╭──

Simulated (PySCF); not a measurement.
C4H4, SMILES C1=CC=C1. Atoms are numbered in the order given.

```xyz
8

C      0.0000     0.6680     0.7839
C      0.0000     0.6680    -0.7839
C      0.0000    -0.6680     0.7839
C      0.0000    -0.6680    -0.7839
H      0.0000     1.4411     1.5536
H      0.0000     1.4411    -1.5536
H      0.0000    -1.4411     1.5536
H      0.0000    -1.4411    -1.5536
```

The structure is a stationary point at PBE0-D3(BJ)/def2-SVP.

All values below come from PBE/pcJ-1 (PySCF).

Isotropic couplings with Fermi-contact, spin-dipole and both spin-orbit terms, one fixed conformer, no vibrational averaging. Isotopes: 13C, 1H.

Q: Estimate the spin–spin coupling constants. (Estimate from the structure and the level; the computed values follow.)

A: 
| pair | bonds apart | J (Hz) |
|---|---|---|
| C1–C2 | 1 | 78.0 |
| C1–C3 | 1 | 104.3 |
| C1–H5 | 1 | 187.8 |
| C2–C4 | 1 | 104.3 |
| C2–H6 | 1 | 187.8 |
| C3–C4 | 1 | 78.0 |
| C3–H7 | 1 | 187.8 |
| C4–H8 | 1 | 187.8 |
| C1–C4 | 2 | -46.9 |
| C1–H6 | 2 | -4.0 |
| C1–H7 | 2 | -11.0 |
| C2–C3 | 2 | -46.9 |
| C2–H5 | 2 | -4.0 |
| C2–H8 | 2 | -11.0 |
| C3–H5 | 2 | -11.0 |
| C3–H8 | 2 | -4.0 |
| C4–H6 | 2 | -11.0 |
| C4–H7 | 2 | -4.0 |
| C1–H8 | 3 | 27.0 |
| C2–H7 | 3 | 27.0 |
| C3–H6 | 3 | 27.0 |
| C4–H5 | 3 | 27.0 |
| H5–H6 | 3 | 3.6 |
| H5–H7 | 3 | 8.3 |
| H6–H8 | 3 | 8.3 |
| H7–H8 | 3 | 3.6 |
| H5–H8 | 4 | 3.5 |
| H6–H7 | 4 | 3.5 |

╰──

● **Activity**
Reproduce the records above exactly, from the first line through the line containing "The structure is", and output nothing else.

● **Exercise solution**
Simulated (PySCF); not a measurement.
C4H4, SMILES C1=CC=C1. Atoms are numbered in the order given.

```xyz
8

C      0.0000     0.6680     0.7839
C      0.0000     0.6680    -0.7839
C      0.0000    -0.6680     0.7839
C      0.0000    -0.6680    -0.7839
H      0.0000     1.4411     1.5536
H      0.0000     1.4411    -1.5536
H      0.0000    -1.4411     1.5536
H      0.0000    -1.4411    -1.5536
```

The structure is a stationary point at PBE0-D3(BJ)/def2-SVP.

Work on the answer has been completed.